════════════════

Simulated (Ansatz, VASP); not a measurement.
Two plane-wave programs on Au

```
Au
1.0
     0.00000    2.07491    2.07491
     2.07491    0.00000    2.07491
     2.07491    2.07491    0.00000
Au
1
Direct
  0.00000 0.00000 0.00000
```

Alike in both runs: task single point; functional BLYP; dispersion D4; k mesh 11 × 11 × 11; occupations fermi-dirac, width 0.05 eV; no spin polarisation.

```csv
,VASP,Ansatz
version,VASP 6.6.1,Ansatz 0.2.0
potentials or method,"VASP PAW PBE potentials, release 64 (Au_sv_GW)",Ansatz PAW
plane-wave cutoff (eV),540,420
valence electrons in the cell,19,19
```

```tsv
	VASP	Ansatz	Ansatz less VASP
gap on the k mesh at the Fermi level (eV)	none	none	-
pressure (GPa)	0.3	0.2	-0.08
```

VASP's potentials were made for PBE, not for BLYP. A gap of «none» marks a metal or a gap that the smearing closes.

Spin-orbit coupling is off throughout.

════════════════

**BRIEF:** Each record must be duplicated exactly, with none missing.

**TASK ANSWER:**
Simulated (Ansatz, VASP); not a measurement.
Two plane-wave programs on Au

```
Au
1.0
     0.00000    2.07491    2.07491
     2.07491    0.00000    2.07491
     2.07491    2.07491    0.00000
Au
1
Direct
  0.00000 0.00000 0.00000
```

Alike in both runs: task single point; functional BLYP; dispersion D4; k mesh 11 × 11 × 11; occupations fermi-dirac, width 0.05 eV; no spin polarisation.

```csv
,VASP,Ansatz
version,VASP 6.6.1,Ansatz 0.2.0
potentials or method,"VASP PAW PBE potentials, release 64 (Au_sv_GW)",Ansatz PAW
plane-wave cutoff (eV),540,420
valence electrons in the cell,19,19
```

```tsv
	VASP	Ansatz	Ansatz less VASP
gap on the k mesh at the Fermi level (eV)	none	none	-
pressure (GPa)	0.3	0.2	-0.08
```

VASP's potentials were made for PBE, not for BLYP. A gap of «none» marks a metal or a gap that the smearing closes.

Spin-orbit coupling is off throughout.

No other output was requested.